- [ASSIGNMENT]: Return verbatim all lines from the first one in the records to the line with "Task: Take the", both ends kept.

********

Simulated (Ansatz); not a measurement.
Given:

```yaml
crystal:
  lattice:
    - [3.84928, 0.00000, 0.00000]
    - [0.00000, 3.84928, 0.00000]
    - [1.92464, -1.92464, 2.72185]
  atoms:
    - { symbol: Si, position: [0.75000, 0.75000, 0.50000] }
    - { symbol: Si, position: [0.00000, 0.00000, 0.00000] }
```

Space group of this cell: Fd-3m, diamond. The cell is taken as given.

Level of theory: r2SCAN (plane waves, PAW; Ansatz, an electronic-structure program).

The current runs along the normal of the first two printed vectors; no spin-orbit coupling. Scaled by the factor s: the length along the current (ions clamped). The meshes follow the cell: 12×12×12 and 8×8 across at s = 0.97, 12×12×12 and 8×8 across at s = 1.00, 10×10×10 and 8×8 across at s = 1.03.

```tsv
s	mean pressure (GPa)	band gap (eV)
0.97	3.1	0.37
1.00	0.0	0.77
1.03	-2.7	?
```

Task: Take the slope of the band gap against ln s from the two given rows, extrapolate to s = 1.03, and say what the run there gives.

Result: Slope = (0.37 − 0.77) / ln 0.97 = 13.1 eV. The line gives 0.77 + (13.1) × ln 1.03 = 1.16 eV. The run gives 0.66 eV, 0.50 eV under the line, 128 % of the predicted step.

********

- [EXPECTED ANSWER]:
Simulated (Ansatz); not a measurement.
Given:

```yaml
crystal:
  lattice:
    - [3.84928, 0.00000, 0.00000]
    - [0.00000, 3.84928, 0.00000]
    - [1.92464, -1.92464, 2.72185]
  atoms:
    - { symbol: Si, position: [0.75000, 0.75000, 0.50000] }
    - { symbol: Si, position: [0.00000, 0.00000, 0.00000] }
```

Space group of this cell: Fd-3m, diamond. The cell is taken as given.

Level of theory: r2SCAN (plane waves, PAW; Ansatz, an electronic-structure program).

The current runs along the normal of the first two printed vectors; no spin-orbit coupling. Scaled by the factor s: the length along the current (ions clamped). The meshes follow the cell: 12×12×12 and 8×8 across at s = 0.97, 12×12×12 and 8×8 across at s = 1.00, 10×10×10 and 8×8 across at s = 1.03.

```tsv
s	mean pressure (GPa)	band gap (eV)
0.97	3.1	0.37
1.00	0.0	0.77
1.03	-2.7	?
```

Task: Take the slope of the band gap against ln s from the two given rows, extrapolate to s = 1.03, and say what the run there gives.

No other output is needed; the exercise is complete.